**Work task:**
Output exactly the first line of the listing and each line after it, through the line that contains "Near pH 8.1, with more sorbed at higher pH."; add nothing else.

....
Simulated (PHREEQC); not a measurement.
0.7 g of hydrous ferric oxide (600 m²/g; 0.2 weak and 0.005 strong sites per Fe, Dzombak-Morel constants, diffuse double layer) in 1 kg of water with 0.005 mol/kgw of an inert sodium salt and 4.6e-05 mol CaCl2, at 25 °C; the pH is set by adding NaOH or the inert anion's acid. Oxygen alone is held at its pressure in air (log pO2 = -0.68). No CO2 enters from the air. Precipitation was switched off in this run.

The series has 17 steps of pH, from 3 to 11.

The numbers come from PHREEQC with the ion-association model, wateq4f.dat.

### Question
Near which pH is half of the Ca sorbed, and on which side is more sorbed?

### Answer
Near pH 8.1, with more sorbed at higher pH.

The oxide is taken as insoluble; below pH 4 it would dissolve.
....

**Response box:**
Simulated (PHREEQC); not a measurement.
0.7 g of hydrous ferric oxide (600 m²/g; 0.2 weak and 0.005 strong sites per Fe, Dzombak-Morel constants, diffuse double layer) in 1 kg of water with 0.005 mol/kgw of an inert sodium salt and 4.6e-05 mol CaCl2, at 25 °C; the pH is set by adding NaOH or the inert anion's acid. Oxygen alone is held at its pressure in air (log pO2 = -0.68). No CO2 enters from the air. Precipitation was switched off in this run.

The series has 17 steps of pH, from 3 to 11.

The numbers come from PHREEQC with the ion-association model, wateq4f.dat.

### Question
Near which pH is half of the Ca sorbed, and on which side is more sorbed?

### Answer
Near pH 8.1, with more sorbed at higher pH.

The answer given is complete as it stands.